• [Work request]: Take the data from its first line. Print each line exactly until the line containing "A: Band gap" has been printed too.

- Opening Delimiter -
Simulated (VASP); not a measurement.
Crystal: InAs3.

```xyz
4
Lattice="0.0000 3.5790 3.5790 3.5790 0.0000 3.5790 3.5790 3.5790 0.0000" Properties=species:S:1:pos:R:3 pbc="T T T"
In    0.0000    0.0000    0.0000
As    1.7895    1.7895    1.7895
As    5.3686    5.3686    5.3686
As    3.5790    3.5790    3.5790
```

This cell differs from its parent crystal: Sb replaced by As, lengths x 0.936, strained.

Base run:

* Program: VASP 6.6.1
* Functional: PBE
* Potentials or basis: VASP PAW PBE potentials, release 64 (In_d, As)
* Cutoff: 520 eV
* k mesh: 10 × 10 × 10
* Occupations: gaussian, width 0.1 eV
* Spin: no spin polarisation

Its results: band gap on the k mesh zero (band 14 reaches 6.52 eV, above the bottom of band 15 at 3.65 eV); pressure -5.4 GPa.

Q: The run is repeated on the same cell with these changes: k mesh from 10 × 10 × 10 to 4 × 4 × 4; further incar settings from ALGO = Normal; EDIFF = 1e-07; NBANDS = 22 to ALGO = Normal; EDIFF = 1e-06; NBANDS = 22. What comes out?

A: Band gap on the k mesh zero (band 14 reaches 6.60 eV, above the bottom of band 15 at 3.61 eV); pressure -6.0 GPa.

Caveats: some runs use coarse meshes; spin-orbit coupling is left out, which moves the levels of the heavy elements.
- Closing Delimiter -

• [Answer area]:
Simulated (VASP); not a measurement.
Crystal: InAs3.

```xyz
4
Lattice="0.0000 3.5790 3.5790 3.5790 0.0000 3.5790 3.5790 3.5790 0.0000" Properties=species:S:1:pos:R:3 pbc="T T T"
In    0.0000    0.0000    0.0000
As    1.7895    1.7895    1.7895
As    5.3686    5.3686    5.3686
As    3.5790    3.5790    3.5790
```

This cell differs from its parent crystal: Sb replaced by As, lengths x 0.936, strained.

Base run:

* Program: VASP 6.6.1
* Functional: PBE
* Potentials or basis: VASP PAW PBE potentials, release 64 (In_d, As)
* Cutoff: 520 eV
* k mesh: 10 × 10 × 10
* Occupations: gaussian, width 0.1 eV
* Spin: no spin polarisation

Its results: band gap on the k mesh zero (band 14 reaches 6.52 eV, above the bottom of band 15 at 3.65 eV); pressure -5.4 GPa.

Q: The run is repeated on the same cell with these changes: k mesh from 10 × 10 × 10 to 4 × 4 × 4; further incar settings from ALGO = Normal; EDIFF = 1e-07; NBANDS = 22 to ALGO = Normal; EDIFF = 1e-06; NBANDS = 22. What comes out?

A: Band gap on the k mesh zero (band 14 reaches 6.60 eV, above the bottom of band 15 at 3.61 eV); pressure -6.0 GPa.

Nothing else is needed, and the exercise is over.